## EXTRACTED MATERIAL
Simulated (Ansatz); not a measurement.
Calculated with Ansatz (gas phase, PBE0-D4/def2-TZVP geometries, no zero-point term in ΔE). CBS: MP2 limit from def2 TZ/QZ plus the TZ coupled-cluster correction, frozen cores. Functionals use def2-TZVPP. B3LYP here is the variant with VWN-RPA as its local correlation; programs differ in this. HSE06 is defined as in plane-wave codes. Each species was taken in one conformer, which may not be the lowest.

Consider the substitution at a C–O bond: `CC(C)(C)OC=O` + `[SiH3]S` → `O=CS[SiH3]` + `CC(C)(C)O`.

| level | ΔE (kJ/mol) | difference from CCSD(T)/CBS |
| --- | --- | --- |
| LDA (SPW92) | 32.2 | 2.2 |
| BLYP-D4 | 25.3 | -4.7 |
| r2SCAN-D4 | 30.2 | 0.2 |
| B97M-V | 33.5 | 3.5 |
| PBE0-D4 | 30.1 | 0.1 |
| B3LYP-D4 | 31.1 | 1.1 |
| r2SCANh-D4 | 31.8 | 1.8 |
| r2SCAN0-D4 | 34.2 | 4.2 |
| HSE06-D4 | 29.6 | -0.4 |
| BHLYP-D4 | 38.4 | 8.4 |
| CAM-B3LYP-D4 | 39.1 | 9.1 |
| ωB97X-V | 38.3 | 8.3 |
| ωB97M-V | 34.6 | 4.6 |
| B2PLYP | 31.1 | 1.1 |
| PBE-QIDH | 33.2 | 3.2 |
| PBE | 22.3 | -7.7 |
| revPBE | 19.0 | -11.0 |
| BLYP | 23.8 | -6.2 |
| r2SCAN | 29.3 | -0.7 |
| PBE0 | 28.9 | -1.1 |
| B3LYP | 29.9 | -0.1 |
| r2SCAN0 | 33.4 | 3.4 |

## REQUIREMENT
Leave out every line after the one with "34.2 | 4.2 |". Reproduce the material above exactly from its first line through that line.

## EXERCISE RESPONSE
Simulated (Ansatz); not a measurement.
Calculated with Ansatz (gas phase, PBE0-D4/def2-TZVP geometries, no zero-point term in ΔE). CBS: MP2 limit from def2 TZ/QZ plus the TZ coupled-cluster correction, frozen cores. Functionals use def2-TZVPP. B3LYP here is the variant with VWN-RPA as its local correlation; programs differ in this. HSE06 is defined as in plane-wave codes. Each species was taken in one conformer, which may not be the lowest.

Consider the substitution at a C–O bond: `CC(C)(C)OC=O` + `[SiH3]S` → `O=CS[SiH3]` + `CC(C)(C)O`.

| level | ΔE (kJ/mol) | difference from CCSD(T)/CBS |
| --- | --- | --- |
| LDA (SPW92) | 32.2 | 2.2 |
| BLYP-D4 | 25.3 | -4.7 |
| r2SCAN-D4 | 30.2 | 0.2 |
| B97M-V | 33.5 | 3.5 |
| PBE0-D4 | 30.1 | 0.1 |
| B3LYP-D4 | 31.1 | 1.1 |
| r2SCANh-D4 | 31.8 | 1.8 |
| r2SCAN0-D4 | 34.2 | 4.2 |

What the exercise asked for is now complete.